Provided material >>
******

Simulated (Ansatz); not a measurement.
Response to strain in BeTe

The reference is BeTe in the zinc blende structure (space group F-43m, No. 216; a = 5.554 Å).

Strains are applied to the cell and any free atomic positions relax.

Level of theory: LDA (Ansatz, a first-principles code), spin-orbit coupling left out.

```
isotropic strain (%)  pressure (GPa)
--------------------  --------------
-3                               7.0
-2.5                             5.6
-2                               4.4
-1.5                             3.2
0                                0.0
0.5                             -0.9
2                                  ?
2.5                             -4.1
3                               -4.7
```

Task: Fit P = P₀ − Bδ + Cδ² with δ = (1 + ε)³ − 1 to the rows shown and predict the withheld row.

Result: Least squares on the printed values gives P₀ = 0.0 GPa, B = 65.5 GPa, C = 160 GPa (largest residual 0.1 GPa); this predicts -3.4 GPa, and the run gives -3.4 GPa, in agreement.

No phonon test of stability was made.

******

Work task >> Transcribe the material in full; every line must match exactly.

Exercise output >>
Simulated (Ansatz); not a measurement.
Response to strain in BeTe

The reference is BeTe in the zinc blende structure (space group F-43m, No. 216; a = 5.554 Å).

Strains are applied to the cell and any free atomic positions relax.

Level of theory: LDA (Ansatz, a first-principles code), spin-orbit coupling left out.

```
isotropic strain (%)  pressure (GPa)
--------------------  --------------
-3                               7.0
-2.5                             5.6
-2                               4.4
-1.5                             3.2
0                                0.0
0.5                             -0.9
2                                  ?
2.5                             -4.1
3                               -4.7
```

Task: Fit P = P₀ − Bδ + Cδ² with δ = (1 + ε)³ − 1 to the rows shown and predict the withheld row.

Result: Least squares on the printed values gives P₀ = 0.0 GPa, B = 65.5 GPa, C = 160 GPa (largest residual 0.1 GPa); this predicts -3.4 GPa, and the run gives -3.4 GPa, in agreement.

No phonon test of stability was made.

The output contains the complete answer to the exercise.